— Work request —
Repeat the records. Each line must match exactly.

# # # # # # #
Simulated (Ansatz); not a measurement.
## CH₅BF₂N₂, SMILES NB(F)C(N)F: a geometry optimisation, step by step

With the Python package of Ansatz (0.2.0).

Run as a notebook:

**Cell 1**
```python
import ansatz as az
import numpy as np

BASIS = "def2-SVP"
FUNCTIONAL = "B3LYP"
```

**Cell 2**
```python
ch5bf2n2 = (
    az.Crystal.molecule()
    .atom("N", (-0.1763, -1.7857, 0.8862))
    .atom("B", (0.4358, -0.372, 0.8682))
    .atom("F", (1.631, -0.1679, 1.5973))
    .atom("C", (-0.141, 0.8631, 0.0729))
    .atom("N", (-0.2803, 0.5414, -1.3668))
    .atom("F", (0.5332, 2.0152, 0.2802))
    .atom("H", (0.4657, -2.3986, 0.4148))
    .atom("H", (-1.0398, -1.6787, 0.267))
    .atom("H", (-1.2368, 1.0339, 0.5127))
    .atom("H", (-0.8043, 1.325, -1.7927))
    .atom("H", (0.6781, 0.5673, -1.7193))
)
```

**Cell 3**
# # # # # # #

— Response —
Simulated (Ansatz); not a measurement.
## CH₅BF₂N₂, SMILES NB(F)C(N)F: a geometry optimisation, step by step

With the Python package of Ansatz (0.2.0).

Run as a notebook:

**Cell 1**
```python
import ansatz as az
import numpy as np

BASIS = "def2-SVP"
FUNCTIONAL = "B3LYP"
```

**Cell 2**
```python
ch5bf2n2 = (
    az.Crystal.molecule()
    .atom("N", (-0.1763, -1.7857, 0.8862))
    .atom("B", (0.4358, -0.372, 0.8682))
    .atom("F", (1.631, -0.1679, 1.5973))
    .atom("C", (-0.141, 0.8631, 0.0729))
    .atom("N", (-0.2803, 0.5414, -1.3668))
    .atom("F", (0.5332, 2.0152, 0.2802))
    .atom("H", (0.4657, -2.3986, 0.4148))
    .atom("H", (-1.0398, -1.6787, 0.267))
    .atom("H", (-1.2368, 1.0339, 0.5127))
    .atom("H", (-0.8043, 1.325, -1.7927))
    .atom("H", (0.6781, 0.5673, -1.7193))
)
```

**Cell 3**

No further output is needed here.